### Extracted data
○ ○ ○ ○

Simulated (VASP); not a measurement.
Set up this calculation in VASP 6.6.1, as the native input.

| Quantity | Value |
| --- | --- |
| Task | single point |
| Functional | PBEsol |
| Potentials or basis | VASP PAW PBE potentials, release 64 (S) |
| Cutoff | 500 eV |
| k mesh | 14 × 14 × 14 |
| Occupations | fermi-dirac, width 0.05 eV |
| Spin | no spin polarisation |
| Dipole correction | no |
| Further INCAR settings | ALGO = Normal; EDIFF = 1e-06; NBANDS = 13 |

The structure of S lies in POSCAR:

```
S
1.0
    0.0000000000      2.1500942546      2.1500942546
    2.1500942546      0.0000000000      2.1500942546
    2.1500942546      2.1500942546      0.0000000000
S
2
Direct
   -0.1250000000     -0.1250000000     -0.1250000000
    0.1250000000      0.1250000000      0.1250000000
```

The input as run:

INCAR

○ ○ ○ ○

### Work task
Copy out the data shown above without altering anything.

### Result
Simulated (VASP); not a measurement.
Set up this calculation in VASP 6.6.1, as the native input.

| Quantity | Value |
| --- | --- |
| Task | single point |
| Functional | PBEsol |
| Potentials or basis | VASP PAW PBE potentials, release 64 (S) |
| Cutoff | 500 eV |
| k mesh | 14 × 14 × 14 |
| Occupations | fermi-dirac, width 0.05 eV |
| Spin | no spin polarisation |
| Dipole correction | no |
| Further INCAR settings | ALGO = Normal; EDIFF = 1e-06; NBANDS = 13 |

The structure of S lies in POSCAR:

```
S
1.0
    0.0000000000      2.1500942546      2.1500942546
    2.1500942546      0.0000000000      2.1500942546
    2.1500942546      2.1500942546      0.0000000000
S
2
Direct
   -0.1250000000     -0.1250000000     -0.1250000000
    0.1250000000      0.1250000000      0.1250000000
```

The input as run:

INCAR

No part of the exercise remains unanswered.